• [Dataset]:
========================

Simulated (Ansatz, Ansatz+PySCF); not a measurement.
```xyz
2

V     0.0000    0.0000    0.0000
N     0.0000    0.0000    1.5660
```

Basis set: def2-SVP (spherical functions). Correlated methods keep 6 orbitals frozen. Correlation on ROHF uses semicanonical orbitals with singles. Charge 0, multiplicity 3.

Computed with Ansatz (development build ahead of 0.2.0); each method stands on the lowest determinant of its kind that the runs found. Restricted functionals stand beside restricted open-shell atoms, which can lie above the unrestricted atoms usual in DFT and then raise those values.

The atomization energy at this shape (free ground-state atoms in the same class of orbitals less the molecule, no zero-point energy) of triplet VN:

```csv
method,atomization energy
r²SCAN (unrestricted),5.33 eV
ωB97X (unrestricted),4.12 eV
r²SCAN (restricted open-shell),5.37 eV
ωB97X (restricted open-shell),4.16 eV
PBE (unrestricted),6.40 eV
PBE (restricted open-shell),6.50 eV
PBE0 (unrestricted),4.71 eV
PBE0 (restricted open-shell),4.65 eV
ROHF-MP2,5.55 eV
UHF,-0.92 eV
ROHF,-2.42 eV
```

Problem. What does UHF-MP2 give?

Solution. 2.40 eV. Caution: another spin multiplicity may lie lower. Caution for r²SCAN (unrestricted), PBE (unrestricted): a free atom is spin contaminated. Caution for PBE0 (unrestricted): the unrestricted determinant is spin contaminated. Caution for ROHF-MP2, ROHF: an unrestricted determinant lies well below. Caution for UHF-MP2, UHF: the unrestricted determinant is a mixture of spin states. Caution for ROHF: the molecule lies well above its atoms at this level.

========================

• [Action item]:
Up to and including the line with "Basis set: def2-SVP", restate the records above word for word from the very first line.

• [Result]:
Simulated (Ansatz, Ansatz+PySCF); not a measurement.
```xyz
2

V     0.0000    0.0000    0.0000
N     0.0000    0.0000    1.5660
```

Basis set: def2-SVP (spherical functions). Correlated methods keep 6 orbitals frozen. Correlation on ROHF uses semicanonical orbitals with singles. Charge 0, multiplicity 3.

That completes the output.